## Work request
For the material below, return exactly the lines starting at the line containing "(1) Where does" and ending at the line containing "404.9 | -52.9 |", both ends included, and no others.

** Information shown follows **

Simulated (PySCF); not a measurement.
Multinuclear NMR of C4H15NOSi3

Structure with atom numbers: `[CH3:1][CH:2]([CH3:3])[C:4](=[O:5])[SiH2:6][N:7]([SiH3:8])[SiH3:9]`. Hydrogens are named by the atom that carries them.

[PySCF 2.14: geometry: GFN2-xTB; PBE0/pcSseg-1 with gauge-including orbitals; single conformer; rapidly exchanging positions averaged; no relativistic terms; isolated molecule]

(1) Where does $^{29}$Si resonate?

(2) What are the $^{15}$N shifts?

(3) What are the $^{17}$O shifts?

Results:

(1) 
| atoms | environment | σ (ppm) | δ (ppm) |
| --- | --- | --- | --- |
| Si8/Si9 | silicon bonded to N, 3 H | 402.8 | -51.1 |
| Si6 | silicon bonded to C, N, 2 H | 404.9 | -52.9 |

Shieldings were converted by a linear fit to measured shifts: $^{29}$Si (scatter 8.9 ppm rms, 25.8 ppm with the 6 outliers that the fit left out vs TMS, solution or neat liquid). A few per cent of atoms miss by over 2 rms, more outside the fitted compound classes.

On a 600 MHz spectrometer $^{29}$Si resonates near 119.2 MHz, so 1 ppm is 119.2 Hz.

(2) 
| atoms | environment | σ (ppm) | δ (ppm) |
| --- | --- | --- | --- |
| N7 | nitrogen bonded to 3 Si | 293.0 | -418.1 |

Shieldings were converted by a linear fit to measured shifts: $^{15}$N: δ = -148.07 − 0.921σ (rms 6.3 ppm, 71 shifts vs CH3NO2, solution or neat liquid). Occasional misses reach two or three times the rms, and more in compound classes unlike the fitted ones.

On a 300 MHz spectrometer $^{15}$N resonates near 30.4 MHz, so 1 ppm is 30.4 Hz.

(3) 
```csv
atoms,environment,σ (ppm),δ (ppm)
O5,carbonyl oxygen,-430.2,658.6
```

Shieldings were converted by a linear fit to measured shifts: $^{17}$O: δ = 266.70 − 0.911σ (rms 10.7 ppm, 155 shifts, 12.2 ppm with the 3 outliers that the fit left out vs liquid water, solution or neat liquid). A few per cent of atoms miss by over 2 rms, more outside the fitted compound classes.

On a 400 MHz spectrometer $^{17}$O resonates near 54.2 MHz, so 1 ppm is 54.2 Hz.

** End of Information shown **

## Answer space
(1) Where does $^{29}$Si resonate?

(2) What are the $^{15}$N shifts?

(3) What are the $^{17}$O shifts?

Results:

(1) 
| atoms | environment | σ (ppm) | δ (ppm) |
| --- | --- | --- | --- |
| Si8/Si9 | silicon bonded to N, 3 H | 402.8 | -51.1 |
| Si6 | silicon bonded to C, N, 2 H | 404.9 | -52.9 |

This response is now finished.